Work request:
Could you copy, exactly as written, every line from the first line of the records through the one containing "along a strain**"?

+++++

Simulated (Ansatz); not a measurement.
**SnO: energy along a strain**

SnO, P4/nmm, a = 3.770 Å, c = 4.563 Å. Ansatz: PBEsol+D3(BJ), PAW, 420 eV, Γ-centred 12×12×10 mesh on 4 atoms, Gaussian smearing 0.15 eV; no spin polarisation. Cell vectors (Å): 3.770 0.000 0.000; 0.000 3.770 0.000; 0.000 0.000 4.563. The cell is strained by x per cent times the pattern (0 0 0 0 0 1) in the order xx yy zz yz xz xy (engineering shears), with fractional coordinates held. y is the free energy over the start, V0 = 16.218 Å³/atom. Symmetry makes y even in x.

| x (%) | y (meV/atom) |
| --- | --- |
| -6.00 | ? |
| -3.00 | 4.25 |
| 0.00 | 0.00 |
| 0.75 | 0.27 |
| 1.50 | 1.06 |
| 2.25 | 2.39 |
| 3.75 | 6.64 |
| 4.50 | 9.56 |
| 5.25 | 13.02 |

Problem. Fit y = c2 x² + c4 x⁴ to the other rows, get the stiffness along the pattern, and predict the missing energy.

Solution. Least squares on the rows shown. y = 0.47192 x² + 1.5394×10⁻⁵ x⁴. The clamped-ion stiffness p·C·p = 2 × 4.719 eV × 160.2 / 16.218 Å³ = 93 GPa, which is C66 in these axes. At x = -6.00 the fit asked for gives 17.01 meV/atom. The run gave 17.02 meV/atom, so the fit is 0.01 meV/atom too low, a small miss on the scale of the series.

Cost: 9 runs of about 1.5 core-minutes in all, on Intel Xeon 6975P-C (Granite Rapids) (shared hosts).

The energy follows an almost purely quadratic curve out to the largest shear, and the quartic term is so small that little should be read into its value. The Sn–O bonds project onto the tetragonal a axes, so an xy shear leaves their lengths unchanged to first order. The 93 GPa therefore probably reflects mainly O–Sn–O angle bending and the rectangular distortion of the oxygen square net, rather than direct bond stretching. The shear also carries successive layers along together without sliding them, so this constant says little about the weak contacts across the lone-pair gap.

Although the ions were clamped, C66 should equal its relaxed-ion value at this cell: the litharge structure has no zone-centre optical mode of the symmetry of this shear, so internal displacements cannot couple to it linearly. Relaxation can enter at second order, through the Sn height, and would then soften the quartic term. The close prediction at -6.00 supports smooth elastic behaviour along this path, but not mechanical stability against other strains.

+++++

Task solution:
Simulated (Ansatz); not a measurement.
**SnO: energy along a strain**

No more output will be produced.